Requirement. So that nothing is lost, restate each entry exactly as supplied.

Dataset entries.
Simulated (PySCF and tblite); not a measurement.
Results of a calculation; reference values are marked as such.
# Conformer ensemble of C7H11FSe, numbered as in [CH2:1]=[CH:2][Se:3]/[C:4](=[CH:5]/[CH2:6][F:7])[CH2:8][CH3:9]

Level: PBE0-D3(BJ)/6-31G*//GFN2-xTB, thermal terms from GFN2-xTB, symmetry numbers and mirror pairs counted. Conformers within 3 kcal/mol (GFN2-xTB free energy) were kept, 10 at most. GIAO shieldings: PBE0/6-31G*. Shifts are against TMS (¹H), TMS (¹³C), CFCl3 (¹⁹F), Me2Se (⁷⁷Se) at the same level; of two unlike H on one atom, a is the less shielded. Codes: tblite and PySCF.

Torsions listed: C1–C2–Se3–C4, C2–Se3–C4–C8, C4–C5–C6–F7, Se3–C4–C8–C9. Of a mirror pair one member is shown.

Expected answer.
Simulated (PySCF and tblite); not a measurement.
Results of a calculation; reference values are marked as such.
# Conformer ensemble of C7H11FSe, numbered as in [CH2:1]=[CH:2][Se:3]/[C:4](=[CH:5]/[CH2:6][F:7])[CH2:8][CH3:9]

Level: PBE0-D3(BJ)/6-31G*//GFN2-xTB, thermal terms from GFN2-xTB, symmetry numbers and mirror pairs counted. Conformers within 3 kcal/mol (GFN2-xTB free energy) were kept, 10 at most. GIAO shieldings: PBE0/6-31G*. Shifts are against TMS (¹H), TMS (¹³C), CFCl3 (¹⁹F), Me2Se (⁷⁷Se) at the same level; of two unlike H on one atom, a is the less shielded. Codes: tblite and PySCF.

Torsions listed: C1–C2–Se3–C4, C2–Se3–C4–C8, C4–C5–C6–F7, Se3–C4–C8–C9. Of a mirror pair one member is shown.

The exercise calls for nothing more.